[Opening Recorded information section]

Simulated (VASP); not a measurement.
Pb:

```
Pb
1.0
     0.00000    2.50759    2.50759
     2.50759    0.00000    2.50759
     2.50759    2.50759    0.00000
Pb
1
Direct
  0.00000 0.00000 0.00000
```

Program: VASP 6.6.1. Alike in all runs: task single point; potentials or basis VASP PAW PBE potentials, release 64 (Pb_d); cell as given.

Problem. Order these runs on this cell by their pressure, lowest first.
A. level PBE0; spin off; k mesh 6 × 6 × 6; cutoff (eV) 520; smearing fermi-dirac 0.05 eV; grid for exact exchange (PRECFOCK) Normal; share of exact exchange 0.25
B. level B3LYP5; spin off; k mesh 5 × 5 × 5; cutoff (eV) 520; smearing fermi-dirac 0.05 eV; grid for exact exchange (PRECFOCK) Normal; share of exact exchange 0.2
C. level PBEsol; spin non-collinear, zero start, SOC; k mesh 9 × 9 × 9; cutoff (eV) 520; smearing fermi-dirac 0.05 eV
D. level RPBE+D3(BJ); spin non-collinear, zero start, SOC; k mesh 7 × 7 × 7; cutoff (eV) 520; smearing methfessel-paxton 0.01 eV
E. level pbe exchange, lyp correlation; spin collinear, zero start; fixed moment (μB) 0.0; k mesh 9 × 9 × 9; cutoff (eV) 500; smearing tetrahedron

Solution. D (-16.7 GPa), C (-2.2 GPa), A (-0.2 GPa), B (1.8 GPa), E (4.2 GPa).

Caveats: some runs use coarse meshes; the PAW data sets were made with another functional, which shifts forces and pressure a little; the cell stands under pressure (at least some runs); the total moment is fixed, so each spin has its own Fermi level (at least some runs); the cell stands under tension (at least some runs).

[Closing Recorded information section]

**Requirement**
Print, without alteration, only the lines above between the one holding "Problem. Order these" and the one holding "Solution. D (-16.7", inclusive.

**Expected answer**
Problem. Order these runs on this cell by their pressure, lowest first.
A. level PBE0; spin off; k mesh 6 × 6 × 6; cutoff (eV) 520; smearing fermi-dirac 0.05 eV; grid for exact exchange (PRECFOCK) Normal; share of exact exchange 0.25
B. level B3LYP5; spin off; k mesh 5 × 5 × 5; cutoff (eV) 520; smearing fermi-dirac 0.05 eV; grid for exact exchange (PRECFOCK) Normal; share of exact exchange 0.2
C. level PBEsol; spin non-collinear, zero start, SOC; k mesh 9 × 9 × 9; cutoff (eV) 520; smearing fermi-dirac 0.05 eV
D. level RPBE+D3(BJ); spin non-collinear, zero start, SOC; k mesh 7 × 7 × 7; cutoff (eV) 520; smearing methfessel-paxton 0.01 eV
E. level pbe exchange, lyp correlation; spin collinear, zero start; fixed moment (μB) 0.0; k mesh 9 × 9 × 9; cutoff (eV) 500; smearing tetrahedron

Solution. D (-16.7 GPa), C (-2.2 GPa), A (-0.2 GPa), B (1.8 GPa), E (4.2 GPa).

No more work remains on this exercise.